▸ **Action item**
Return each line exactly as written. Begin with the first line of the entries and end with the line that has "Harmonic frequencies (cm⁻¹)".

▸ **Data for review**
——

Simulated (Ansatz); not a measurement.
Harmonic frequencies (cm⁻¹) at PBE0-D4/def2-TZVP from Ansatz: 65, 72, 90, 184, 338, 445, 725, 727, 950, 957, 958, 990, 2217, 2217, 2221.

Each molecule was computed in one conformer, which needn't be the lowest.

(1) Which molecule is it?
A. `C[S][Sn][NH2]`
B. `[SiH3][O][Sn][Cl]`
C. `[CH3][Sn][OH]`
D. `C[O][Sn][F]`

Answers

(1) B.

——

▸ **Answer area**
Simulated (Ansatz); not a measurement.
Harmonic frequencies (cm⁻¹) at PBE0-D4/def2-TZVP from Ansatz: 65, 72, 90, 184, 338, 445, 725, 727, 950, 957, 958, 990, 2217, 2217, 2221.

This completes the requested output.